ASSIGNMENT – Line by line, reproduce the records exactly.

= Beginning of Section =

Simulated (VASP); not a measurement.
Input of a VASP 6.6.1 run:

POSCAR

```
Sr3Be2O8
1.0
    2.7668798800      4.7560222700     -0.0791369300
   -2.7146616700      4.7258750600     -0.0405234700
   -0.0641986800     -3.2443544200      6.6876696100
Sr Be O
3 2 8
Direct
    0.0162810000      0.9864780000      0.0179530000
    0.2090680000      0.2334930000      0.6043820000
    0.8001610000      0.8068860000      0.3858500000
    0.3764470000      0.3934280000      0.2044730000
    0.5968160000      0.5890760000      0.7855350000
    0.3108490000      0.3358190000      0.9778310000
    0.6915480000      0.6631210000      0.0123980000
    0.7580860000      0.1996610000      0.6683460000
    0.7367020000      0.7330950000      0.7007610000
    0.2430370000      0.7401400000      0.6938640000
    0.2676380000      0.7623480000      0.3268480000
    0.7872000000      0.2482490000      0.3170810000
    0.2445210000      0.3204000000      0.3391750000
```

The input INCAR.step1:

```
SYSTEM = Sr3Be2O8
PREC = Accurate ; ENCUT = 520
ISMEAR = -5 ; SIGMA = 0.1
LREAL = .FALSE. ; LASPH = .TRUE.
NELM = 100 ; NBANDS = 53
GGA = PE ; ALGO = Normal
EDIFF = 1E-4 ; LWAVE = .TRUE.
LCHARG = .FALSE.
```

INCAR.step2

= End of Section =

REPLY –
Simulated (VASP); not a measurement.
Input of a VASP 6.6.1 run:

POSCAR

```
Sr3Be2O8
1.0
    2.7668798800      4.7560222700     -0.0791369300
   -2.7146616700      4.7258750600     -0.0405234700
   -0.0641986800     -3.2443544200      6.6876696100
Sr Be O
3 2 8
Direct
    0.0162810000      0.9864780000      0.0179530000
    0.2090680000      0.2334930000      0.6043820000
    0.8001610000      0.8068860000      0.3858500000
    0.3764470000      0.3934280000      0.2044730000
    0.5968160000      0.5890760000      0.7855350000
    0.3108490000      0.3358190000      0.9778310000
    0.6915480000      0.6631210000      0.0123980000
    0.7580860000      0.1996610000      0.6683460000
    0.7367020000      0.7330950000      0.7007610000
    0.2430370000      0.7401400000      0.6938640000
    0.2676380000      0.7623480000      0.3268480000
    0.7872000000      0.2482490000      0.3170810000
    0.2445210000      0.3204000000      0.3391750000
```

The input INCAR.step1:

```
SYSTEM = Sr3Be2O8
PREC = Accurate ; ENCUT = 520
ISMEAR = -5 ; SIGMA = 0.1
LREAL = .FALSE. ; LASPH = .TRUE.
NELM = 100 ; NBANDS = 53
GGA = PE ; ALGO = Normal
EDIFF = 1E-4 ; LWAVE = .TRUE.
LCHARG = .FALSE.
```

INCAR.step2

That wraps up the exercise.